REQUIRED ACTION:
When you reach the line containing "Q: Estimate wall", stop after it; until then, copy each line of the listing exactly, starting with the first.

DATA:
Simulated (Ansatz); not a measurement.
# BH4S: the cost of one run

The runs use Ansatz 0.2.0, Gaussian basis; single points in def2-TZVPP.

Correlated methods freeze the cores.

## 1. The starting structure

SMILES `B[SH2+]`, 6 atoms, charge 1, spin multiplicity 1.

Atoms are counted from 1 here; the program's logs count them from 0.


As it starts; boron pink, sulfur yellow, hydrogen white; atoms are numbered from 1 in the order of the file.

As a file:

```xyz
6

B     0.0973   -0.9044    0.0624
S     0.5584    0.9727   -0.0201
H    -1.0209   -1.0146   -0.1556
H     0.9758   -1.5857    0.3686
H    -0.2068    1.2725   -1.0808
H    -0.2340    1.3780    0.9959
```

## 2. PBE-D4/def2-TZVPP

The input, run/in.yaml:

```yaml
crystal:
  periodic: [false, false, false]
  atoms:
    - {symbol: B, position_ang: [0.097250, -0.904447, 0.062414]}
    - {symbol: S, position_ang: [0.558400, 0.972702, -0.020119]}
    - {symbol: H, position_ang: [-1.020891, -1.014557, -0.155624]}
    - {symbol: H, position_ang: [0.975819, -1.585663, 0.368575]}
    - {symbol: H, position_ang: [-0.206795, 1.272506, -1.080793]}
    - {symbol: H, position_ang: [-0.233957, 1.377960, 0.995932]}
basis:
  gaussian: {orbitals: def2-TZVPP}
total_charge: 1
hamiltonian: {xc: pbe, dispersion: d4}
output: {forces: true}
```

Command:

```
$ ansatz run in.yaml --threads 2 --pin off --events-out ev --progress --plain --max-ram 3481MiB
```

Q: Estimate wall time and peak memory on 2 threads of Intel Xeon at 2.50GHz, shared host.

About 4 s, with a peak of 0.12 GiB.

EXERCISE ANSWER:
Simulated (Ansatz); not a measurement.
# BH4S: the cost of one run

The runs use Ansatz 0.2.0, Gaussian basis; single points in def2-TZVPP.

Correlated methods freeze the cores.

## 1. The starting structure

SMILES `B[SH2+]`, 6 atoms, charge 1, spin multiplicity 1.

Atoms are counted from 1 here; the program's logs count them from 0.


As it starts; boron pink, sulfur yellow, hydrogen white; atoms are numbered from 1 in the order of the file.

As a file:

```xyz
6

B     0.0973   -0.9044    0.0624
S     0.5584    0.9727   -0.0201
H    -1.0209   -1.0146   -0.1556
H     0.9758   -1.5857    0.3686
H    -0.2068    1.2725   -1.0808
H    -0.2340    1.3780    0.9959
```

## 2. PBE-D4/def2-TZVPP

The input, run/in.yaml:

```yaml
crystal:
  periodic: [false, false, false]
  atoms:
    - {symbol: B, position_ang: [0.097250, -0.904447, 0.062414]}
    - {symbol: S, position_ang: [0.558400, 0.972702, -0.020119]}
    - {symbol: H, position_ang: [-1.020891, -1.014557, -0.155624]}
    - {symbol: H, position_ang: [0.975819, -1.585663, 0.368575]}
    - {symbol: H, position_ang: [-0.206795, 1.272506, -1.080793]}
    - {symbol: H, position_ang: [-0.233957, 1.377960, 0.995932]}
basis:
  gaussian: {orbitals: def2-TZVPP}
total_charge: 1
hamiltonian: {xc: pbe, dispersion: d4}
output: {forces: true}
```

Command:

```
$ ansatz run in.yaml --threads 2 --pin off --events-out ev --progress --plain --max-ram 3481MiB
```

Q: Estimate wall time and peak memory on 2 threads of Intel Xeon at 2.50GHz, shared host.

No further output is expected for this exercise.